▶ Requirement
The line containing "Conventional cell: a" marks the end: restate word for word every line from the first line of the entries below through that one.

▶ Extracted material
════════════════
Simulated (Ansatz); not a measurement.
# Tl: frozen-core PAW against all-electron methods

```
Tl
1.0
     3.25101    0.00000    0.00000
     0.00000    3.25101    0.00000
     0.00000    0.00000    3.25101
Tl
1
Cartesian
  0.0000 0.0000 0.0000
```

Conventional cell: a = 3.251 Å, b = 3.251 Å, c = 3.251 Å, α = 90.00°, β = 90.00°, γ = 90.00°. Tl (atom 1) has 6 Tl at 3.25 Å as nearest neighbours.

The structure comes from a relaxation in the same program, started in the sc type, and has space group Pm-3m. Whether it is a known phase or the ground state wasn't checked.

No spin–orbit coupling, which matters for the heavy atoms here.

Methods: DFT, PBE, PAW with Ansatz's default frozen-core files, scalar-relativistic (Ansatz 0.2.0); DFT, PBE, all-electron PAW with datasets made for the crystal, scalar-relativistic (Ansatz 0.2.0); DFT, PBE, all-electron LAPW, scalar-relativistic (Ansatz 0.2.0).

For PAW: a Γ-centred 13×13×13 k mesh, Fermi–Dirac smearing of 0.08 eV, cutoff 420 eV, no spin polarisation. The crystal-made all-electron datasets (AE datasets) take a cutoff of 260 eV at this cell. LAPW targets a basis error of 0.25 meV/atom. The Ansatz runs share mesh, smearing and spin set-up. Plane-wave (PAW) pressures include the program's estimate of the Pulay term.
════════════════

▶ Written solution
Simulated (Ansatz); not a measurement.
# Tl: frozen-core PAW against all-electron methods

```
Tl
1.0
     3.25101    0.00000    0.00000
     0.00000    3.25101    0.00000
     0.00000    0.00000    3.25101
Tl
1
Cartesian
  0.0000 0.0000 0.0000
```

Conventional cell: a = 3.251 Å, b = 3.251 Å, c = 3.251 Å, α = 90.00°, β = 90.00°, γ = 90.00°. Tl (atom 1) has 6 Tl at 3.25 Å as nearest neighbours.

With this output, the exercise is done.